#### [DATA UNDER STUDY]
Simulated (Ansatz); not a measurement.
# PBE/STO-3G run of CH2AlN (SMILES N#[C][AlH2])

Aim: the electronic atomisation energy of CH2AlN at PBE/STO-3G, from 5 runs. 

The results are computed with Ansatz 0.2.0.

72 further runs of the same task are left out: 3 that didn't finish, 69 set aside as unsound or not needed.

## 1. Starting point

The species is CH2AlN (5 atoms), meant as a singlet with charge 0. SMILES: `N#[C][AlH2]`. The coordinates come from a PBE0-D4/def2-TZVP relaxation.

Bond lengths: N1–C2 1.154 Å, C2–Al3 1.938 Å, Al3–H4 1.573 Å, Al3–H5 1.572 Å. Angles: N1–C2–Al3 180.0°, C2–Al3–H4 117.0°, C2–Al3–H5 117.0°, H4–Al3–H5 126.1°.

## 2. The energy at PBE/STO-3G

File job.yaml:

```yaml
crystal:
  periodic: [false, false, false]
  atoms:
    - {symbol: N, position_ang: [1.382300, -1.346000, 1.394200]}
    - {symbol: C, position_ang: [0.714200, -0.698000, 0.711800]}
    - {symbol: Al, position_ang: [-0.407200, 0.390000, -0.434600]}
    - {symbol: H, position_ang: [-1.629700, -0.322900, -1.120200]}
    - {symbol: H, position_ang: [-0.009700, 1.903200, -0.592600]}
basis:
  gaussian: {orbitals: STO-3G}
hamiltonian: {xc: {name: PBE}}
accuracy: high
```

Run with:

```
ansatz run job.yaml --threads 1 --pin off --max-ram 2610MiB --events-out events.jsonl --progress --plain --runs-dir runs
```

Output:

#### [REQUIREMENT]
Using the data above, reproduce exactly the lines from the line that contains "72 further runs" through the line that contains "The species is", including both.

#### [EXERCISE OUTPUT]
72 further runs of the same task are left out: 3 that didn't finish, 69 set aside as unsound or not needed.

## 1. Starting point

The species is CH2AlN (5 atoms), meant as a singlet with charge 0. SMILES: `N#[C][AlH2]`. The coordinates come from a PBE0-D4/def2-TZVP relaxation.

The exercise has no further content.